§ **Material shown**:
- Opening Delimiter -
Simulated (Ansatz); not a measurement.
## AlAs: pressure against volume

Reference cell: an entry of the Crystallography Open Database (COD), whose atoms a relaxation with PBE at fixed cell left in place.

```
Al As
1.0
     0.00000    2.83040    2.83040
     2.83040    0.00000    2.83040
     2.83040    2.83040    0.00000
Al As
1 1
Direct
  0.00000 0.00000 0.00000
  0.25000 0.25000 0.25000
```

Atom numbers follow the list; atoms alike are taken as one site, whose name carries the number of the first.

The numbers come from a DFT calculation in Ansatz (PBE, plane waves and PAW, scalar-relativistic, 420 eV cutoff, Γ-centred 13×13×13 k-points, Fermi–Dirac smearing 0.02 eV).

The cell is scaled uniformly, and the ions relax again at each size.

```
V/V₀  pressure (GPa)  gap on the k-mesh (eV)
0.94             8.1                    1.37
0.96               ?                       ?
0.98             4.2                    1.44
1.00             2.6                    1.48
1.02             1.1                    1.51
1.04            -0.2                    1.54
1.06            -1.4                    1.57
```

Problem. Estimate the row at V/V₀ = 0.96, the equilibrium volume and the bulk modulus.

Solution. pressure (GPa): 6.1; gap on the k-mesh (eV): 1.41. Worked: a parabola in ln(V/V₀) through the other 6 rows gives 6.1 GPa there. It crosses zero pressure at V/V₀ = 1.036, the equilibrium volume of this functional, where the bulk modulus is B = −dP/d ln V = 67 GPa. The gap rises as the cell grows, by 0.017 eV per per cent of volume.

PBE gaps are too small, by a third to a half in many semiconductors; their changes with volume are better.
- Closing Delimiter -

§ **Exercise**: Reproduce all entries. Keep them exact.

§ **Answer section**:
Simulated (Ansatz); not a measurement.
## AlAs: pressure against volume

Reference cell: an entry of the Crystallography Open Database (COD), whose atoms a relaxation with PBE at fixed cell left in place.

```
Al As
1.0
     0.00000    2.83040    2.83040
     2.83040    0.00000    2.83040
     2.83040    2.83040    0.00000
Al As
1 1
Direct
  0.00000 0.00000 0.00000
  0.25000 0.25000 0.25000
```

Atom numbers follow the list; atoms alike are taken as one site, whose name carries the number of the first.

The numbers come from a DFT calculation in Ansatz (PBE, plane waves and PAW, scalar-relativistic, 420 eV cutoff, Γ-centred 13×13×13 k-points, Fermi–Dirac smearing 0.02 eV).

The cell is scaled uniformly, and the ions relax again at each size.

```
V/V₀  pressure (GPa)  gap on the k-mesh (eV)
0.94             8.1                    1.37
0.96               ?                       ?
0.98             4.2                    1.44
1.00             2.6                    1.48
1.02             1.1                    1.51
1.04            -0.2                    1.54
1.06            -1.4                    1.57
```

Problem. Estimate the row at V/V₀ = 0.96, the equilibrium volume and the bulk modulus.

Solution. pressure (GPa): 6.1; gap on the k-mesh (eV): 1.41. Worked: a parabola in ln(V/V₀) through the other 6 rows gives 6.1 GPa there. It crosses zero pressure at V/V₀ = 1.036, the equilibrium volume of this functional, where the bulk modulus is B = −dP/d ln V = 67 GPa. The gap rises as the cell grows, by 0.017 eV per per cent of volume.

PBE gaps are too small, by a third to a half in many semiconductors; their changes with volume are better.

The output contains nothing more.